_BRIEF_
Below are entries. Copy exactly the lines running from the line that holds "values left out." to the line that holds "Caveats: the PAW", with both ends included.

Segment Start: PROVIDED MATERIAL

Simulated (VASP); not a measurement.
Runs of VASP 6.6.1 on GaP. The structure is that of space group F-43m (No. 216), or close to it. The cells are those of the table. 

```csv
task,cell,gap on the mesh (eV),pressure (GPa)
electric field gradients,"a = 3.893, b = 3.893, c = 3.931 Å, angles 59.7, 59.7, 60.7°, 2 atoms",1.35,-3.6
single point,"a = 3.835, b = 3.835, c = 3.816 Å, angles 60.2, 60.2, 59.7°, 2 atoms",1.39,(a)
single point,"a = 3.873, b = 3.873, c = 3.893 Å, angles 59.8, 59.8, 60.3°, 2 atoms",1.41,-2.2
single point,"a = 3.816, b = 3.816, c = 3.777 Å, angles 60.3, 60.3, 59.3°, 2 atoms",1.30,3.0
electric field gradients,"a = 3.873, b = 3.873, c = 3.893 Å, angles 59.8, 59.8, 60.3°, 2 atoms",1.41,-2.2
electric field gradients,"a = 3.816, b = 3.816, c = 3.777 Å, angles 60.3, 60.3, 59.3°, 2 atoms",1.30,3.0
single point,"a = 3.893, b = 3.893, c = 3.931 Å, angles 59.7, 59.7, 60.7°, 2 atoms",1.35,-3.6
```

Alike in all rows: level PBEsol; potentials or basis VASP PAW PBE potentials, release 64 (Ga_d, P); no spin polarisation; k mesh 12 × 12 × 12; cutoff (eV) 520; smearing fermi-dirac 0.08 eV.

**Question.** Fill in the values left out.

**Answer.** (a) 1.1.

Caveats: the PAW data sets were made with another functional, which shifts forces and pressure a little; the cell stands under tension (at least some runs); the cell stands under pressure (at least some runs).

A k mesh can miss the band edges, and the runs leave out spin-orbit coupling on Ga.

Segment End: PROVIDED MATERIAL

_ANSWER SECTION_
**Question.** Fill in the values left out.

**Answer.** (a) 1.1.

Caveats: the PAW data sets were made with another functional, which shifts forces and pressure a little; the cell stands under tension (at least some runs); the cell stands under pressure (at least some runs).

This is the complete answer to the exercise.